Work task
Find the line containing "atom | 5.90 Å³ |" in the records below. Copy exactly that line and each one after it, ending at the line containing "cell | 4.16 eV |", and nothing more.

Record excerpts
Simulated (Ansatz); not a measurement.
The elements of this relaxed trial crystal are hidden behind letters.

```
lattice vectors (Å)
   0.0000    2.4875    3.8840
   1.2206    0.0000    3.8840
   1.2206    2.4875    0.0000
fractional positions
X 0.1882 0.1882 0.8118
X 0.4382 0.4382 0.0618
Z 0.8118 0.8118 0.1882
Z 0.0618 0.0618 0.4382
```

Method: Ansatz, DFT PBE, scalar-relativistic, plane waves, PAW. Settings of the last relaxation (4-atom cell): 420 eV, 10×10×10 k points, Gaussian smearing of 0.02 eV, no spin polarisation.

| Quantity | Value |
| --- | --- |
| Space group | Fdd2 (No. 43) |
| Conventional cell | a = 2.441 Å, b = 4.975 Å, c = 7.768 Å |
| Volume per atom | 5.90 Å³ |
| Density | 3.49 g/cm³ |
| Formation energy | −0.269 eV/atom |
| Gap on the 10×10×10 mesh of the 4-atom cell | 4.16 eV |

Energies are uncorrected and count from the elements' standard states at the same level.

Written answer
| Volume per atom | 5.90 Å³ |
| Density | 3.49 g/cm³ |
| Formation energy | −0.269 eV/atom |
| Gap on the 10×10×10 mesh of the 4-atom cell | 4.16 eV |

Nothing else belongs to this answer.